+ + + +
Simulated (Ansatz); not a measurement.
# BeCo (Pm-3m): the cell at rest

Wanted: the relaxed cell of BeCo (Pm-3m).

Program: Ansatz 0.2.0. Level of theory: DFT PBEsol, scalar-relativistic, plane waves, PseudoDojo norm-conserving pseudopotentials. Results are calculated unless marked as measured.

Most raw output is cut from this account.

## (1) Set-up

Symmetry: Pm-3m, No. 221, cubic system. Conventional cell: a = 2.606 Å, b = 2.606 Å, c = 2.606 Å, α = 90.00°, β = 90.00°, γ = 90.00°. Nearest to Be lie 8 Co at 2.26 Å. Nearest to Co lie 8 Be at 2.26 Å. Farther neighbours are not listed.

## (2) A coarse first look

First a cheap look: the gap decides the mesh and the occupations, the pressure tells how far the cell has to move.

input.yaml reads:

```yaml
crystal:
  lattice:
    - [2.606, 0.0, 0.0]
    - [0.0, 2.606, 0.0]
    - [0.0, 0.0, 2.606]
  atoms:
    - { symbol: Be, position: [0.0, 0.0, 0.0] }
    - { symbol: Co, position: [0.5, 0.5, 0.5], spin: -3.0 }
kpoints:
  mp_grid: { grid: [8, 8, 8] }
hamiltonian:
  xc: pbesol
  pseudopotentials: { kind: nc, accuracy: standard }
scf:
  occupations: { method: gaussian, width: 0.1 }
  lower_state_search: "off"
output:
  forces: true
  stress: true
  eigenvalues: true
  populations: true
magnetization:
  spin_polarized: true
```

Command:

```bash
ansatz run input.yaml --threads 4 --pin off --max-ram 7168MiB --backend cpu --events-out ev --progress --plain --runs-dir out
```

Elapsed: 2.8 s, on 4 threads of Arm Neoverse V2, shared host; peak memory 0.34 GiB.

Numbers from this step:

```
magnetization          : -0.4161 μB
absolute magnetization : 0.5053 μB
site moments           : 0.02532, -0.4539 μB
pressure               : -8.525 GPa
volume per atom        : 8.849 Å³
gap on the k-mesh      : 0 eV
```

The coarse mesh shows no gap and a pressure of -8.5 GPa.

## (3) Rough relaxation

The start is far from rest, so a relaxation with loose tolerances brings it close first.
+ + + +

■ REQUIREMENT ■
All lines in the listing above from the line containing "Most raw output is cut from this account." to the line containing "## (2) A coarse first look", inclusive, should be retyped exactly; no other lines should appear.

■ RESPONSE ■
Most raw output is cut from this account.

## (1) Set-up

Symmetry: Pm-3m, No. 221, cubic system. Conventional cell: a = 2.606 Å, b = 2.606 Å, c = 2.606 Å, α = 90.00°, β = 90.00°, γ = 90.00°. Nearest to Be lie 8 Co at 2.26 Å. Nearest to Co lie 8 Be at 2.26 Å. Farther neighbours are not listed.

## (2) A coarse first look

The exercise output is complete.